(Given records Opens)

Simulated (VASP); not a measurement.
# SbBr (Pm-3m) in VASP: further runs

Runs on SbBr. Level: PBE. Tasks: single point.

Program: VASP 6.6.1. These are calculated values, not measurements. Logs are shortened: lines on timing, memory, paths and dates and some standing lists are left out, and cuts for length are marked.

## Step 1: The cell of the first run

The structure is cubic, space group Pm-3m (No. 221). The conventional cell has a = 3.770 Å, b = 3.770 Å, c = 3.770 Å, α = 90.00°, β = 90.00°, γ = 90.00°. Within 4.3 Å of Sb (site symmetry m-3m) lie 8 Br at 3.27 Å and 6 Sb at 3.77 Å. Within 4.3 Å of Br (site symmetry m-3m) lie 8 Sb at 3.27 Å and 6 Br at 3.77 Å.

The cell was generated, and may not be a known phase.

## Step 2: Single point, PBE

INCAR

(Given records Closes)

Action item » Once the records have been read, print them all again exactly.

Expected answer »
Simulated (VASP); not a measurement.
# SbBr (Pm-3m) in VASP: further runs

Runs on SbBr. Level: PBE. Tasks: single point.

Program: VASP 6.6.1. These are calculated values, not measurements. Logs are shortened: lines on timing, memory, paths and dates and some standing lists are left out, and cuts for length are marked.

## Step 1: The cell of the first run

The structure is cubic, space group Pm-3m (No. 221). The conventional cell has a = 3.770 Å, b = 3.770 Å, c = 3.770 Å, α = 90.00°, β = 90.00°, γ = 90.00°. Within 4.3 Å of Sb (site symmetry m-3m) lie 8 Br at 3.27 Å and 6 Sb at 3.77 Å. Within 4.3 Å of Br (site symmetry m-3m) lie 8 Sb at 3.27 Å and 6 Br at 3.77 Å.

The cell was generated, and may not be a known phase.

## Step 2: Single point, PBE

INCAR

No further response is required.